### Study material
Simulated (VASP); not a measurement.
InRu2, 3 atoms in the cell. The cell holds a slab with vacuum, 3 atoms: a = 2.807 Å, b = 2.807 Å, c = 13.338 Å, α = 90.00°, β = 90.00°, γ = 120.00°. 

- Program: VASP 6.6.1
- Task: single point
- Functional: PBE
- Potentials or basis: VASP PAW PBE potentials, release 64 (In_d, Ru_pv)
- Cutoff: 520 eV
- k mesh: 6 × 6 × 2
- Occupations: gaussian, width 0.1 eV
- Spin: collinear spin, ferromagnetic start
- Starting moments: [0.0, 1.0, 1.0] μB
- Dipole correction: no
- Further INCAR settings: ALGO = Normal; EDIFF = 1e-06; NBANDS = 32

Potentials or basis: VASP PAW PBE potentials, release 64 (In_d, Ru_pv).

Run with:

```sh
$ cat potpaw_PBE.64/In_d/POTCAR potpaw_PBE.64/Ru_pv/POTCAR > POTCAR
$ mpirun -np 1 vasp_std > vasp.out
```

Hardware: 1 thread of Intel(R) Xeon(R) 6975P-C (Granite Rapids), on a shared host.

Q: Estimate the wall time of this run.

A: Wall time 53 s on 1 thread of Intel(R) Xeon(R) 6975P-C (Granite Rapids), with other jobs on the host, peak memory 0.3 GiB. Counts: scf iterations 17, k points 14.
######

Work task
Nothing but the lines from the top of the records down to the line with "Q: Estimate the wall time of this run." belongs in the answer; repeat them exactly.

Task result
Simulated (VASP); not a measurement.
InRu2, 3 atoms in the cell. The cell holds a slab with vacuum, 3 atoms: a = 2.807 Å, b = 2.807 Å, c = 13.338 Å, α = 90.00°, β = 90.00°, γ = 120.00°. 

- Program: VASP 6.6.1
- Task: single point
- Functional: PBE
- Potentials or basis: VASP PAW PBE potentials, release 64 (In_d, Ru_pv)
- Cutoff: 520 eV
- k mesh: 6 × 6 × 2
- Occupations: gaussian, width 0.1 eV
- Spin: collinear spin, ferromagnetic start
- Starting moments: [0.0, 1.0, 1.0] μB
- Dipole correction: no
- Further INCAR settings: ALGO = Normal; EDIFF = 1e-06; NBANDS = 32

Potentials or basis: VASP PAW PBE potentials, release 64 (In_d, Ru_pv).

Run with:

```sh
$ cat potpaw_PBE.64/In_d/POTCAR potpaw_PBE.64/Ru_pv/POTCAR > POTCAR
$ mpirun -np 1 vasp_std > vasp.out
```

Hardware: 1 thread of Intel(R) Xeon(R) 6975P-C (Granite Rapids), on a shared host.

Q: Estimate the wall time of this run.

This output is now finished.